*Activity*. Reproduce the whole listing exactly.

━━ Dataset content ━━

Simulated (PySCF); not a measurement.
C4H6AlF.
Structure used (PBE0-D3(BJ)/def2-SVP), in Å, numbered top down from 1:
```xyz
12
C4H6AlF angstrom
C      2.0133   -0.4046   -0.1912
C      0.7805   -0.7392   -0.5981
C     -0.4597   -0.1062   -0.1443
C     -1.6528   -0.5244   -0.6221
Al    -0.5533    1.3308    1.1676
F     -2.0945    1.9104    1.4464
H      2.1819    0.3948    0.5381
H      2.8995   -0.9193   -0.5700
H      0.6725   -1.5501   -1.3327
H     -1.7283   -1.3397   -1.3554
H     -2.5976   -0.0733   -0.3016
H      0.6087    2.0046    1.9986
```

━━━

*Exercise solution*.
Simulated (PySCF); not a measurement.
C4H6AlF.
Structure used (PBE0-D3(BJ)/def2-SVP), in Å, numbered top down from 1:
```xyz
12
C4H6AlF angstrom
C      2.0133   -0.4046   -0.1912
C      0.7805   -0.7392   -0.5981
C     -0.4597   -0.1062   -0.1443
C     -1.6528   -0.5244   -0.6221
Al    -0.5533    1.3308    1.1676
F     -2.0945    1.9104    1.4464
H      2.1819    0.3948    0.5381
H      2.8995   -0.9193   -0.5700
H      0.6725   -1.5501   -1.3327
H     -1.7283   -1.3397   -1.3554
H     -2.5976   -0.0733   -0.3016
H      0.6087    2.0046    1.9986
```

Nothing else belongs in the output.